* Records provided:
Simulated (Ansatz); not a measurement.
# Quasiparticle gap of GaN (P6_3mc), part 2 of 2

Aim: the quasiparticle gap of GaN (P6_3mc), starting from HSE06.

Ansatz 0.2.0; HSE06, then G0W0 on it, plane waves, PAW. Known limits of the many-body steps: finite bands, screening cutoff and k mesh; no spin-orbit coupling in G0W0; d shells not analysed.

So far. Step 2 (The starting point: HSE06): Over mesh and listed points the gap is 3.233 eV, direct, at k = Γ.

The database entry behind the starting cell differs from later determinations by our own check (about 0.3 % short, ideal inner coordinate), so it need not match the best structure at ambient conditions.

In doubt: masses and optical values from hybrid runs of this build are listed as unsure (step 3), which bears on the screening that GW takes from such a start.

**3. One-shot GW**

* Exercise: Write the records out in full, exactly as they read above.

* Written reply:
Simulated (Ansatz); not a measurement.
# Quasiparticle gap of GaN (P6_3mc), part 2 of 2

Aim: the quasiparticle gap of GaN (P6_3mc), starting from HSE06.

Ansatz 0.2.0; HSE06, then G0W0 on it, plane waves, PAW. Known limits of the many-body steps: finite bands, screening cutoff and k mesh; no spin-orbit coupling in G0W0; d shells not analysed.

So far. Step 2 (The starting point: HSE06): Over mesh and listed points the gap is 3.233 eV, direct, at k = Γ.

The database entry behind the starting cell differs from later determinations by our own check (about 0.3 % short, ideal inner coordinate), so it need not match the best structure at ambient conditions.

In doubt: masses and optical values from hybrid runs of this build are listed as unsure (step 3), which bears on the screening that GW takes from such a start.

**3. One-shot GW**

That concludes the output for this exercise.